[Given entries]
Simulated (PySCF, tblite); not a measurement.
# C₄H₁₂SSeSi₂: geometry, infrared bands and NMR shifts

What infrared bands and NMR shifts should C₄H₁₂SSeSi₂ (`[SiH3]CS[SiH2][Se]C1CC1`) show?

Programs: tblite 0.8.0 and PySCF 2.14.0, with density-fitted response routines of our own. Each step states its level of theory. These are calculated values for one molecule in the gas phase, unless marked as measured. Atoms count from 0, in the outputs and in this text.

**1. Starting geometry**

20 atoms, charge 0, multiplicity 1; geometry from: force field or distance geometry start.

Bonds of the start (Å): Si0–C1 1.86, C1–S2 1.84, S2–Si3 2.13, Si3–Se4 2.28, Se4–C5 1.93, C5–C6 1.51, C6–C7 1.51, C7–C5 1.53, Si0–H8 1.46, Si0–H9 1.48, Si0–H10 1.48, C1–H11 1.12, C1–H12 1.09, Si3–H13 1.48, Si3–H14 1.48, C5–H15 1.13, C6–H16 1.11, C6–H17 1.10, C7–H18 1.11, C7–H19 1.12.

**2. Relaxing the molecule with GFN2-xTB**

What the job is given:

[Action item] Include the first line, the line containing "20 atoms, charge", and every line between them, copied exactly from the material above; output no other line.

[Worked solution]
Simulated (PySCF, tblite); not a measurement.
# C₄H₁₂SSeSi₂: geometry, infrared bands and NMR shifts

What infrared bands and NMR shifts should C₄H₁₂SSeSi₂ (`[SiH3]CS[SiH2][Se]C1CC1`) show?

Programs: tblite 0.8.0 and PySCF 2.14.0, with density-fitted response routines of our own. Each step states its level of theory. These are calculated values for one molecule in the gas phase, unless marked as measured. Atoms count from 0, in the outputs and in this text.

**1. Starting geometry**

20 atoms, charge 0, multiplicity 1; geometry from: force field or distance geometry start.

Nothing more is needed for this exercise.